Exercise:
Please restate, word for word, the lines below that begin at the one with "Several structures and" and end at the one with "D. SMILES C=C=C(C#C[SiH2]C)C1CC1". Leave out all other lines.

Records supplied:
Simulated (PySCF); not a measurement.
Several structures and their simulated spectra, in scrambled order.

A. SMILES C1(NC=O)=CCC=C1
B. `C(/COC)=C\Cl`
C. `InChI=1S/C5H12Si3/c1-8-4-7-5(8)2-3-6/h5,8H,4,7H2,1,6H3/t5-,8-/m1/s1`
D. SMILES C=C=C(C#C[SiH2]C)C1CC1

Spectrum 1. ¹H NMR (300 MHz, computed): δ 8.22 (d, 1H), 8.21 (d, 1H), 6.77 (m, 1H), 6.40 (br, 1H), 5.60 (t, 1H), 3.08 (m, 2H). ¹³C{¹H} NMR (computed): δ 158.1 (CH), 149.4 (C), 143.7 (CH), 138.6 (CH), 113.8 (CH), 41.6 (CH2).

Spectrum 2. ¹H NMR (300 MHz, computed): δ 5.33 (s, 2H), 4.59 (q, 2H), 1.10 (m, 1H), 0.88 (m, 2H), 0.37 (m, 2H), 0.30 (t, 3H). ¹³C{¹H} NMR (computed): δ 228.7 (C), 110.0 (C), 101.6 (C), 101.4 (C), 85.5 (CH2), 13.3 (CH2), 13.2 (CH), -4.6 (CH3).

Exercise output:
Several structures and their simulated spectra, in scrambled order.

A. SMILES C1(NC=O)=CCC=C1
B. `C(/COC)=C\Cl`
C. `InChI=1S/C5H12Si3/c1-8-4-7-5(8)2-3-6/h5,8H,4,7H2,1,6H3/t5-,8-/m1/s1`
D. SMILES C=C=C(C#C[SiH2]C)C1CC1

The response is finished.